REQUIRED ACTION: Set down each line from the start of the material exactly, please, up to and including the one that contains "The cell holds".

************

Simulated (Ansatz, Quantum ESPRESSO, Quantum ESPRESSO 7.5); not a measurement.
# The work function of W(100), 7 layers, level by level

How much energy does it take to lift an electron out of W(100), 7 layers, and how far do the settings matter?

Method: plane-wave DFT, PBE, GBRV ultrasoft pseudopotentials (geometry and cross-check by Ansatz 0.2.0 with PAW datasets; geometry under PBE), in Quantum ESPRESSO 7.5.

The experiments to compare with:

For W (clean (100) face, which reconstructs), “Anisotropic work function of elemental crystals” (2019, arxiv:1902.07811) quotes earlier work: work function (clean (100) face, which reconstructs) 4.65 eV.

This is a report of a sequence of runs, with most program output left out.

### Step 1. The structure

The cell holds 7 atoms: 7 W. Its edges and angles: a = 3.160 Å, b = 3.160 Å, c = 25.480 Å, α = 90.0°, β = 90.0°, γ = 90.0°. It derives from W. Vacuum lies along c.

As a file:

************

ANSWER SPACE:
Simulated (Ansatz, Quantum ESPRESSO, Quantum ESPRESSO 7.5); not a measurement.
# The work function of W(100), 7 layers, level by level

How much energy does it take to lift an electron out of W(100), 7 layers, and how far do the settings matter?

Method: plane-wave DFT, PBE, GBRV ultrasoft pseudopotentials (geometry and cross-check by Ansatz 0.2.0 with PAW datasets; geometry under PBE), in Quantum ESPRESSO 7.5.

The experiments to compare with:

For W (clean (100) face, which reconstructs), “Anisotropic work function of elemental crystals” (2019, arxiv:1902.07811) quotes earlier work: work function (clean (100) face, which reconstructs) 4.65 eV.

This is a report of a sequence of runs, with most program output left out.

### Step 1. The structure

The cell holds 7 atoms: 7 W. Its edges and angles: a = 3.160 Å, b = 3.160 Å, c = 25.480 Å, α = 90.0°, β = 90.0°, γ = 90.0°. It derives from W. Vacuum lies along c.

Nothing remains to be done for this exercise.